§ Assigned task:
Within the entries below, find the portion that opens with the line containing "Harmonic modes by" and closes with the line containing "Solution. No: 1". Retype that portion exactly and only.

§ Records supplied:
□ □ □ □ □ □ □
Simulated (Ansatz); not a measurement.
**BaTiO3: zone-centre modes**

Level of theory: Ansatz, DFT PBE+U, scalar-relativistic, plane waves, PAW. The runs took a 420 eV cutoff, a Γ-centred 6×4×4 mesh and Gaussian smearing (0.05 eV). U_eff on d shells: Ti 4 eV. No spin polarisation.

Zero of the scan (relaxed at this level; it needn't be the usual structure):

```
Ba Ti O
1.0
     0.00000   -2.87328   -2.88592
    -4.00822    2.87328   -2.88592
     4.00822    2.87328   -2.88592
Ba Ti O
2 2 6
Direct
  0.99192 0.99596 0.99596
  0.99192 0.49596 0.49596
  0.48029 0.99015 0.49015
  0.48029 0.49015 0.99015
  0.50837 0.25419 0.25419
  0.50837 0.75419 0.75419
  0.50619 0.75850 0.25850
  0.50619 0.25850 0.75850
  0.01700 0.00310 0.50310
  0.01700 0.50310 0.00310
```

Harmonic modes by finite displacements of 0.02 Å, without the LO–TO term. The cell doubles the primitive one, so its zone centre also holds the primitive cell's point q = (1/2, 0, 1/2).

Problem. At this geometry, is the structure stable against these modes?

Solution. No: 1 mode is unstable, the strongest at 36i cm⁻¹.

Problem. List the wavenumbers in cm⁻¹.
□ □ □ □ □ □ □

§ Written reply:
Harmonic modes by finite displacements of 0.02 Å, without the LO–TO term. The cell doubles the primitive one, so its zone centre also holds the primitive cell's point q = (1/2, 0, 1/2).

Problem. At this geometry, is the structure stable against these modes?

Solution. No: 1 mode is unstable, the strongest at 36i cm⁻¹.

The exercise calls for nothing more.